**REQUIRED ACTION**
Reproduce the listing that follows so that each line matches the original exactly.

• • • •

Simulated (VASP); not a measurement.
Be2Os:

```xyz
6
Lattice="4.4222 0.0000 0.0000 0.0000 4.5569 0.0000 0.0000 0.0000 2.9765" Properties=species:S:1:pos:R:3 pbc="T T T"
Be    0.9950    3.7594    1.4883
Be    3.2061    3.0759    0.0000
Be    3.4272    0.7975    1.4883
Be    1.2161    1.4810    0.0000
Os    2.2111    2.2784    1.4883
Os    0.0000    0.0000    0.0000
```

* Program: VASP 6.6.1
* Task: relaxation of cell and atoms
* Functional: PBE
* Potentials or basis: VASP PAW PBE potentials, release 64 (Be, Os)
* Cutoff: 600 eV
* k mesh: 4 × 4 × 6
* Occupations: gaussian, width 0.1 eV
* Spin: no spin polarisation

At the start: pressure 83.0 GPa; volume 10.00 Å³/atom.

• • • •

**WRITTEN SOLUTION**
Simulated (VASP); not a measurement.
Be2Os:

```xyz
6
Lattice="4.4222 0.0000 0.0000 0.0000 4.5569 0.0000 0.0000 0.0000 2.9765" Properties=species:S:1:pos:R:3 pbc="T T T"
Be    0.9950    3.7594    1.4883
Be    3.2061    3.0759    0.0000
Be    3.4272    0.7975    1.4883
Be    1.2161    1.4810    0.0000
Os    2.2111    2.2784    1.4883
Os    0.0000    0.0000    0.0000
```

* Program: VASP 6.6.1
* Task: relaxation of cell and atoms
* Functional: PBE
* Potentials or basis: VASP PAW PBE potentials, release 64 (Be, Os)
* Cutoff: 600 eV
* k mesh: 4 × 4 × 6
* Occupations: gaussian, width 0.1 eV
* Spin: no spin polarisation

At the start: pressure 83.0 GPa; volume 10.00 Å³/atom.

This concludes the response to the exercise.